Action item.
All lines between the start of the listing below and the line containing "The structure is", inclusive, must be repeated exactly.

BEGIN Data extract

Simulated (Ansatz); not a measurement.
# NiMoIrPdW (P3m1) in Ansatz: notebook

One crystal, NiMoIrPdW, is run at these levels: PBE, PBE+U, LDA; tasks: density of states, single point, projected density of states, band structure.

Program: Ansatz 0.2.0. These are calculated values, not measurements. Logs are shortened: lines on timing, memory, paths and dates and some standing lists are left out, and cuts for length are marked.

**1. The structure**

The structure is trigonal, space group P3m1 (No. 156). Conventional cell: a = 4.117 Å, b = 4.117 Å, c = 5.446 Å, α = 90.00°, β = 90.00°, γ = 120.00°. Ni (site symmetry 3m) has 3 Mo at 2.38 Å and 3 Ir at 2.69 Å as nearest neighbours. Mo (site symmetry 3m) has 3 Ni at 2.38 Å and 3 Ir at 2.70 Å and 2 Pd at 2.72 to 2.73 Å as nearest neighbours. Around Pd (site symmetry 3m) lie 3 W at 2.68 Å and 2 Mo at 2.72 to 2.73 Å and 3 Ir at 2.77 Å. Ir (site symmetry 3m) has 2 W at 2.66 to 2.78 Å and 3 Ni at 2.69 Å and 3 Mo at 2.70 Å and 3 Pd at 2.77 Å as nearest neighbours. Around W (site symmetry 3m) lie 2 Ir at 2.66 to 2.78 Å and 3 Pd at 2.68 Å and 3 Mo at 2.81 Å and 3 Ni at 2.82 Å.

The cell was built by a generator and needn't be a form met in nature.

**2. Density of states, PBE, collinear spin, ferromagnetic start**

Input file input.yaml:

END Data extract

Response area.
Simulated (Ansatz); not a measurement.
# NiMoIrPdW (P3m1) in Ansatz: notebook

One crystal, NiMoIrPdW, is run at these levels: PBE, PBE+U, LDA; tasks: density of states, single point, projected density of states, band structure.

Program: Ansatz 0.2.0. These are calculated values, not measurements. Logs are shortened: lines on timing, memory, paths and dates and some standing lists are left out, and cuts for length are marked.

**1. The structure**

The structure is trigonal, space group P3m1 (No. 156). Conventional cell: a = 4.117 Å, b = 4.117 Å, c = 5.446 Å, α = 90.00°, β = 90.00°, γ = 120.00°. Ni (site symmetry 3m) has 3 Mo at 2.38 Å and 3 Ir at 2.69 Å as nearest neighbours. Mo (site symmetry 3m) has 3 Ni at 2.38 Å and 3 Ir at 2.70 Å and 2 Pd at 2.72 to 2.73 Å as nearest neighbours. Around Pd (site symmetry 3m) lie 3 W at 2.68 Å and 2 Mo at 2.72 to 2.73 Å and 3 Ir at 2.77 Å. Ir (site symmetry 3m) has 2 W at 2.66 to 2.78 Å and 3 Ni at 2.69 Å and 3 Mo at 2.70 Å and 3 Pd at 2.77 Å as nearest neighbours. Around W (site symmetry 3m) lie 2 Ir at 2.66 to 2.78 Å and 3 Pd at 2.68 Å and 3 Mo at 2.81 Å and 3 Ni at 2.82 Å.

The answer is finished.